-- Brief --
Reproduce exactly the lines that run from the start of the records below to the line with "Is this structure", inclusive.

-- Extracted entries --
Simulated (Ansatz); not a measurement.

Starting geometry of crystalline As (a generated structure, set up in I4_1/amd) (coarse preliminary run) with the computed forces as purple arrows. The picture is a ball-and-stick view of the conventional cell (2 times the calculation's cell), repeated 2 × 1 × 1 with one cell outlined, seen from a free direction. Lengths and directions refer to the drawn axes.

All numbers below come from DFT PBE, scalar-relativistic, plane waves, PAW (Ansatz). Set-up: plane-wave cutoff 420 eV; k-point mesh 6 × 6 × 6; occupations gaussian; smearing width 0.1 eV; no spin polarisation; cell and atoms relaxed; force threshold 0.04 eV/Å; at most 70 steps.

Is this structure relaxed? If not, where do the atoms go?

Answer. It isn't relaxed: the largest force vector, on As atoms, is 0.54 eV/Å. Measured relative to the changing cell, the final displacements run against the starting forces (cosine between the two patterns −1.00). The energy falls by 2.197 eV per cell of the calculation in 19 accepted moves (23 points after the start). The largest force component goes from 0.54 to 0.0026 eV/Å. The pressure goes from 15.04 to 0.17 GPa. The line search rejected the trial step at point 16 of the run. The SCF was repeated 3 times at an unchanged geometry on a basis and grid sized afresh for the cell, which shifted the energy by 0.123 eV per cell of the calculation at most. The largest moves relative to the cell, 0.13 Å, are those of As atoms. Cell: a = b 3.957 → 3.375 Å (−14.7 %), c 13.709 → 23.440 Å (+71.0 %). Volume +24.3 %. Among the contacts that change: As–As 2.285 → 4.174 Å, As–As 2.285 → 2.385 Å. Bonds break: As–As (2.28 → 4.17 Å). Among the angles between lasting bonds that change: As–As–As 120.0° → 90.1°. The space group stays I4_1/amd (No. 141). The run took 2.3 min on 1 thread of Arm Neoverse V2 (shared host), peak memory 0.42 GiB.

-- Exercise solution --
Simulated (Ansatz); not a measurement.

Starting geometry of crystalline As (a generated structure, set up in I4_1/amd) (coarse preliminary run) with the computed forces as purple arrows. The picture is a ball-and-stick view of the conventional cell (2 times the calculation's cell), repeated 2 × 1 × 1 with one cell outlined, seen from a free direction. Lengths and directions refer to the drawn axes.

All numbers below come from DFT PBE, scalar-relativistic, plane waves, PAW (Ansatz). Set-up: plane-wave cutoff 420 eV; k-point mesh 6 × 6 × 6; occupations gaussian; smearing width 0.1 eV; no spin polarisation; cell and atoms relaxed; force threshold 0.04 eV/Å; at most 70 steps.

Is this structure relaxed? If not, where do the atoms go?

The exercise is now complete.